[DATASET ENTRIES Boundary: Start]
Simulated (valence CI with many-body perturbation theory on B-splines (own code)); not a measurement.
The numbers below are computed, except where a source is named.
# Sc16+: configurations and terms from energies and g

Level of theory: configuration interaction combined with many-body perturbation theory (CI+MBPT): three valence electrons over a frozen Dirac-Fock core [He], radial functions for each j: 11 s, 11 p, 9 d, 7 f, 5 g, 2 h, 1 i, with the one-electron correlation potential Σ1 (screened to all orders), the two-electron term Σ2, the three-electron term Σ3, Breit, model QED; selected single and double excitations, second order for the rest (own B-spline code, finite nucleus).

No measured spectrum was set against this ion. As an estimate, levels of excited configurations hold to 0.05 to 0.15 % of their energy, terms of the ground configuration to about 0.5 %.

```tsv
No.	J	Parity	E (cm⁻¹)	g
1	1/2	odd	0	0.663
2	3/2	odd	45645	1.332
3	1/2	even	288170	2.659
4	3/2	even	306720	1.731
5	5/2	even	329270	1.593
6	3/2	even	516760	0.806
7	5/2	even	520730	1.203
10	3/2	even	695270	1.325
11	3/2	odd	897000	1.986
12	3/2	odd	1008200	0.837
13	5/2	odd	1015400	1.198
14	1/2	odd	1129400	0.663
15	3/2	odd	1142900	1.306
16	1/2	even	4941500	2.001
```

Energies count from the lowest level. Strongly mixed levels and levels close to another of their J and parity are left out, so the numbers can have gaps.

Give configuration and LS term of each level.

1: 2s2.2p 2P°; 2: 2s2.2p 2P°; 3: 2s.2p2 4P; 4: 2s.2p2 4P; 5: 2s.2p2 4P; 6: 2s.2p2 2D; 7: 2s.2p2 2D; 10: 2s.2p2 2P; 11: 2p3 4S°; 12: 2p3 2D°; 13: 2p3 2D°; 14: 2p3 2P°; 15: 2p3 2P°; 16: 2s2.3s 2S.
[DATASET ENTRIES Boundary: End]

-- ASSIGNED TASK --
Above is a listing; print exactly its lines from the one with "Energies count from" through the one with "Give configuration and LS term of each level.", and no other lines.

-- WORKED SOLUTION --
Energies count from the lowest level. Strongly mixed levels and levels close to another of their J and parity are left out, so the numbers can have gaps.

Give configuration and LS term of each level.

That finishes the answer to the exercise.